Work order
Every record below needs to be retyped exactly as it appears.

Information shown
Segment Open

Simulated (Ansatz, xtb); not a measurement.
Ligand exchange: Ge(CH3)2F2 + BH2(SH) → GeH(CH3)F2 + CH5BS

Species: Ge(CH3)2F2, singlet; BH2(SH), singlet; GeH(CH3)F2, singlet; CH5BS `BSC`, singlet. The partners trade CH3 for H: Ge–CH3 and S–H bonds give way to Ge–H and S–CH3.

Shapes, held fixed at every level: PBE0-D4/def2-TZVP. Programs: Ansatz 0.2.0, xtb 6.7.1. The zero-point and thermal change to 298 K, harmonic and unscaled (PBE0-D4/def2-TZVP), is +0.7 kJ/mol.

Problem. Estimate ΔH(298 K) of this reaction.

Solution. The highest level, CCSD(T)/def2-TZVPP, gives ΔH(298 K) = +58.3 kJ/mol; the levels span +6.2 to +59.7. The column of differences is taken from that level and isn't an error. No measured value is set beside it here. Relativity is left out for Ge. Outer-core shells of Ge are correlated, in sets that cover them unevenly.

Segment Closed

Written solution
Simulated (Ansatz, xtb); not a measurement.
Ligand exchange: Ge(CH3)2F2 + BH2(SH) → GeH(CH3)F2 + CH5BS

Species: Ge(CH3)2F2, singlet; BH2(SH), singlet; GeH(CH3)F2, singlet; CH5BS `BSC`, singlet. The partners trade CH3 for H: Ge–CH3 and S–H bonds give way to Ge–H and S–CH3.

Shapes, held fixed at every level: PBE0-D4/def2-TZVP. Programs: Ansatz 0.2.0, xtb 6.7.1. The zero-point and thermal change to 298 K, harmonic and unscaled (PBE0-D4/def2-TZVP), is +0.7 kJ/mol.

Problem. Estimate ΔH(298 K) of this reaction.

Solution. The highest level, CCSD(T)/def2-TZVPP, gives ΔH(298 K) = +58.3 kJ/mol; the levels span +6.2 to +59.7. The column of differences is taken from that level and isn't an error. No measured value is set beside it here. Relativity is left out for Ge. Outer-core shells of Ge are correlated, in sets that cover them unevenly.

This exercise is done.